[[ Supplied records, beginning ]]

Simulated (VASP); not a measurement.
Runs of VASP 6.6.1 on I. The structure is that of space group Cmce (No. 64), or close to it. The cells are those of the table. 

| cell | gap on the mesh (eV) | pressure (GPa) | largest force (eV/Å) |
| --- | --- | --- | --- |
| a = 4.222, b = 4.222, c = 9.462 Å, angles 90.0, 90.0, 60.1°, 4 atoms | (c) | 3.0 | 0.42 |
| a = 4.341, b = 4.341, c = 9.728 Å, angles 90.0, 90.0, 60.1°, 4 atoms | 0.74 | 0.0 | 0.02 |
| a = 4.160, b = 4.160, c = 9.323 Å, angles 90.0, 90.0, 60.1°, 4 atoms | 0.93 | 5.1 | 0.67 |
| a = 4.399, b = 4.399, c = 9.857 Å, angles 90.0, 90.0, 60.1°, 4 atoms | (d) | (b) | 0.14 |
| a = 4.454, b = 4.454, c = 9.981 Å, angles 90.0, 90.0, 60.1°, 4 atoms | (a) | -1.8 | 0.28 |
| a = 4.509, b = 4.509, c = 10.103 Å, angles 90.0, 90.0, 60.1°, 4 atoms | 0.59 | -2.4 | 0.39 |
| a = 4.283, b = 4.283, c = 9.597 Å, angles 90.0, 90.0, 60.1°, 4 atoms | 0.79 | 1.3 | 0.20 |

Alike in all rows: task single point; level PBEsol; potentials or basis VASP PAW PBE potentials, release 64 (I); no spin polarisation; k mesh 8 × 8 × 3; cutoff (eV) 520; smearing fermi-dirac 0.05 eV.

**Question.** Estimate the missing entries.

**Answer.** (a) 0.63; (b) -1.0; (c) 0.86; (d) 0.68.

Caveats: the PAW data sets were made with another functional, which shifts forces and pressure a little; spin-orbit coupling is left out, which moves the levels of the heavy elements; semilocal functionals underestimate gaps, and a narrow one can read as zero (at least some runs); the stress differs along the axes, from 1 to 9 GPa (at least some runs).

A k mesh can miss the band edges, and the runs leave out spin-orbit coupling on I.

[[ Supplied records, end ]]

Only the lines from the first one of the listing up to and including the line where "0.86; (d) 0.68." appears are wanted, reproduced exactly.

Simulated (VASP); not a measurement.
Runs of VASP 6.6.1 on I. The structure is that of space group Cmce (No. 64), or close to it. The cells are those of the table. 

| cell | gap on the mesh (eV) | pressure (GPa) | largest force (eV/Å) |
| --- | --- | --- | --- |
| a = 4.222, b = 4.222, c = 9.462 Å, angles 90.0, 90.0, 60.1°, 4 atoms | (c) | 3.0 | 0.42 |
| a = 4.341, b = 4.341, c = 9.728 Å, angles 90.0, 90.0, 60.1°, 4 atoms | 0.74 | 0.0 | 0.02 |
| a = 4.160, b = 4.160, c = 9.323 Å, angles 90.0, 90.0, 60.1°, 4 atoms | 0.93 | 5.1 | 0.67 |
| a = 4.399, b = 4.399, c = 9.857 Å, angles 90.0, 90.0, 60.1°, 4 atoms | (d) | (b) | 0.14 |
| a = 4.454, b = 4.454, c = 9.981 Å, angles 90.0, 90.0, 60.1°, 4 atoms | (a) | -1.8 | 0.28 |
| a = 4.509, b = 4.509, c = 10.103 Å, angles 90.0, 90.0, 60.1°, 4 atoms | 0.59 | -2.4 | 0.39 |
| a = 4.283, b = 4.283, c = 9.597 Å, angles 90.0, 90.0, 60.1°, 4 atoms | 0.79 | 1.3 | 0.20 |

Alike in all rows: task single point; level PBEsol; potentials or basis VASP PAW PBE potentials, release 64 (I); no spin polarisation; k mesh 8 × 8 × 3; cutoff (eV) 520; smearing fermi-dirac 0.05 eV.

**Question.** Estimate the missing entries.

**Answer.** (a) 0.63; (b) -1.0; (c) 0.86; (d) 0.68.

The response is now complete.